• _Brief_: The response should be the data again, identical in every line.

(Information)
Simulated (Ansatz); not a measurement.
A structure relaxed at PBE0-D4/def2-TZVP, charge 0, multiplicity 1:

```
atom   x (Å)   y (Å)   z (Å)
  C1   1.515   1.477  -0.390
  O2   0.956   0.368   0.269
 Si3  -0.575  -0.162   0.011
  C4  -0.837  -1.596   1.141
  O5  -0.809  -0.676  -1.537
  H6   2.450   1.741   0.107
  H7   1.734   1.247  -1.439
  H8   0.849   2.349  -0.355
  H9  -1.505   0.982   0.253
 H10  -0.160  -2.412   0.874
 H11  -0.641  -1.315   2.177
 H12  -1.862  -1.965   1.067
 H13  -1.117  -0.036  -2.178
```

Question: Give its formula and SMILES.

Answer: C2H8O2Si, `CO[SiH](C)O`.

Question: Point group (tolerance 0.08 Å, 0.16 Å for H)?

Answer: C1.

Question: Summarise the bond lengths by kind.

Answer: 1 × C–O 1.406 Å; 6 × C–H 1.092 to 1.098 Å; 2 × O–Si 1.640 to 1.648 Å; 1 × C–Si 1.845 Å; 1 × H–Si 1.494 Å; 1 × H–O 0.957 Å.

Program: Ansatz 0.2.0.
(End Information)

• _Exercise response_:
Simulated (Ansatz); not a measurement.
A structure relaxed at PBE0-D4/def2-TZVP, charge 0, multiplicity 1:

```
atom   x (Å)   y (Å)   z (Å)
  C1   1.515   1.477  -0.390
  O2   0.956   0.368   0.269
 Si3  -0.575  -0.162   0.011
  C4  -0.837  -1.596   1.141
  O5  -0.809  -0.676  -1.537
  H6   2.450   1.741   0.107
  H7   1.734   1.247  -1.439
  H8   0.849   2.349  -0.355
  H9  -1.505   0.982   0.253
 H10  -0.160  -2.412   0.874
 H11  -0.641  -1.315   2.177
 H12  -1.862  -1.965   1.067
 H13  -1.117  -0.036  -2.178
```

Question: Give its formula and SMILES.

Answer: C2H8O2Si, `CO[SiH](C)O`.

Question: Point group (tolerance 0.08 Å, 0.16 Å for H)?

Answer: C1.

Question: Summarise the bond lengths by kind.

Answer: 1 × C–O 1.406 Å; 6 × C–H 1.092 to 1.098 Å; 2 × O–Si 1.640 to 1.648 Å; 1 × C–Si 1.845 Å; 1 × H–Si 1.494 Å; 1 × H–O 0.957 Å.

Program: Ansatz 0.2.0.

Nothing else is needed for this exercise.